→ WORK ORDER:
Up to and including the line that contains "### 2. Base: V", return every line from the start of the data, unchanged.

»»
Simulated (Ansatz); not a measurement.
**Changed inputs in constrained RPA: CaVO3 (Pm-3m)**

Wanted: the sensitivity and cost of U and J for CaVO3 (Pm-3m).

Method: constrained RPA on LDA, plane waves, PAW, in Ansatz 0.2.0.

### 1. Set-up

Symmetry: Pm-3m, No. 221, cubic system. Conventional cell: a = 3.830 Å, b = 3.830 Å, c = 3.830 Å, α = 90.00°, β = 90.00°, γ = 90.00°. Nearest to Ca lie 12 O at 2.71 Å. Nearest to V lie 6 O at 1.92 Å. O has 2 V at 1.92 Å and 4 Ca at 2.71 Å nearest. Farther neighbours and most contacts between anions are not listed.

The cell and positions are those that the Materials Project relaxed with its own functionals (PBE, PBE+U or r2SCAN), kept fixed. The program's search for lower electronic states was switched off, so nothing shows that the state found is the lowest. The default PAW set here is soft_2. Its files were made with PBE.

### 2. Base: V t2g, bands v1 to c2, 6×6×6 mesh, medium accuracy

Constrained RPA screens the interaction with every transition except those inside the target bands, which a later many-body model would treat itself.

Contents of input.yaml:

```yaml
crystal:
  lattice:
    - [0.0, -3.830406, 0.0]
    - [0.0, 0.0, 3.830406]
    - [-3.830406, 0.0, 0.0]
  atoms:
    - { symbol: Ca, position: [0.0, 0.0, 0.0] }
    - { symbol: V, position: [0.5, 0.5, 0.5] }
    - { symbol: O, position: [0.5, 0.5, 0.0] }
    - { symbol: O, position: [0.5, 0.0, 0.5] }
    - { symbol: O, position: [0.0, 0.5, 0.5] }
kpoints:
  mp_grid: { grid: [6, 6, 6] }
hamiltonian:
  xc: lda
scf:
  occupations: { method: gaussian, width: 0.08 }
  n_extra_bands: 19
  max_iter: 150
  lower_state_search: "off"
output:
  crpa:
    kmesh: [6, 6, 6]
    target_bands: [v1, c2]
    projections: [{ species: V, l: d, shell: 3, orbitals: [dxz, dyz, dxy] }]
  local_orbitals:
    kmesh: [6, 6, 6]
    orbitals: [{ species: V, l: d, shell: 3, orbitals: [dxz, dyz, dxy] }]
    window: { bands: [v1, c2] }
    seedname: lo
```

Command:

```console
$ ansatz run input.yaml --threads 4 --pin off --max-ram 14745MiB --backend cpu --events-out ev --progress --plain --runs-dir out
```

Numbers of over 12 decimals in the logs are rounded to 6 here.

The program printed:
««

→ RESULT:
Simulated (Ansatz); not a measurement.
**Changed inputs in constrained RPA: CaVO3 (Pm-3m)**

Wanted: the sensitivity and cost of U and J for CaVO3 (Pm-3m).

Method: constrained RPA on LDA, plane waves, PAW, in Ansatz 0.2.0.

### 1. Set-up

Symmetry: Pm-3m, No. 221, cubic system. Conventional cell: a = 3.830 Å, b = 3.830 Å, c = 3.830 Å, α = 90.00°, β = 90.00°, γ = 90.00°. Nearest to Ca lie 12 O at 2.71 Å. Nearest to V lie 6 O at 1.92 Å. O has 2 V at 1.92 Å and 4 Ca at 2.71 Å nearest. Farther neighbours and most contacts between anions are not listed.

The cell and positions are those that the Materials Project relaxed with its own functionals (PBE, PBE+U or r2SCAN), kept fixed. The program's search for lower electronic states was switched off, so nothing shows that the state found is the lowest. The default PAW set here is soft_2. Its files were made with PBE.

### 2. Base: V t2g, bands v1 to c2, 6×6×6 mesh, medium accuracy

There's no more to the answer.